▶ Exercise
The lines from the top of the listing through the one containing "A k mesh can" are to be retyped exactly, with no other lines.

▶ Data extracts
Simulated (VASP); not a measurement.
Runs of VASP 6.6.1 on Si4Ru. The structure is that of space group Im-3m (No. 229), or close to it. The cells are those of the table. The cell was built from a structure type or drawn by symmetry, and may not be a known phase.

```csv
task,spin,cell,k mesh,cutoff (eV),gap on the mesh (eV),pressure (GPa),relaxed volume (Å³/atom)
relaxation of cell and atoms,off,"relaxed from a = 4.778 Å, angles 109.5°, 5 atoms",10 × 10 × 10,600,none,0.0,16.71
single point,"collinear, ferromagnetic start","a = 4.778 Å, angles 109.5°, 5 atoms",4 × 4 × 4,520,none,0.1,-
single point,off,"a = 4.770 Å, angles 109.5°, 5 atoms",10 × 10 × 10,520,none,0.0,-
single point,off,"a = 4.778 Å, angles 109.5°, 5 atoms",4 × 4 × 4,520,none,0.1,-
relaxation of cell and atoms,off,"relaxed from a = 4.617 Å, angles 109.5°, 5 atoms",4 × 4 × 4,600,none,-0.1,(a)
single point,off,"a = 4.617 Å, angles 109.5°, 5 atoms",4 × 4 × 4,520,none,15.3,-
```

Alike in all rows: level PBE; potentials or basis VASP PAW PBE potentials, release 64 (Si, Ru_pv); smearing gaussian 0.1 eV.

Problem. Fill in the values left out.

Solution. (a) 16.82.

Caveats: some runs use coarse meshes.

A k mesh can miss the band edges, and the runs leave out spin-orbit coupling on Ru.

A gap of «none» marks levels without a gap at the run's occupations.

▶ Exercise output
Simulated (VASP); not a measurement.
Runs of VASP 6.6.1 on Si4Ru. The structure is that of space group Im-3m (No. 229), or close to it. The cells are those of the table. The cell was built from a structure type or drawn by symmetry, and may not be a known phase.

```csv
task,spin,cell,k mesh,cutoff (eV),gap on the mesh (eV),pressure (GPa),relaxed volume (Å³/atom)
relaxation of cell and atoms,off,"relaxed from a = 4.778 Å, angles 109.5°, 5 atoms",10 × 10 × 10,600,none,0.0,16.71
single point,"collinear, ferromagnetic start","a = 4.778 Å, angles 109.5°, 5 atoms",4 × 4 × 4,520,none,0.1,-
single point,off,"a = 4.770 Å, angles 109.5°, 5 atoms",10 × 10 × 10,520,none,0.0,-
single point,off,"a = 4.778 Å, angles 109.5°, 5 atoms",4 × 4 × 4,520,none,0.1,-
relaxation of cell and atoms,off,"relaxed from a = 4.617 Å, angles 109.5°, 5 atoms",4 × 4 × 4,600,none,-0.1,(a)
single point,off,"a = 4.617 Å, angles 109.5°, 5 atoms",4 × 4 × 4,520,none,15.3,-
```

Alike in all rows: level PBE; potentials or basis VASP PAW PBE potentials, release 64 (Si, Ru_pv); smearing gaussian 0.1 eV.

Problem. Fill in the values left out.

Solution. (a) 16.82.

Caveats: some runs use coarse meshes.

A k mesh can miss the band edges, and the runs leave out spin-orbit coupling on Ru.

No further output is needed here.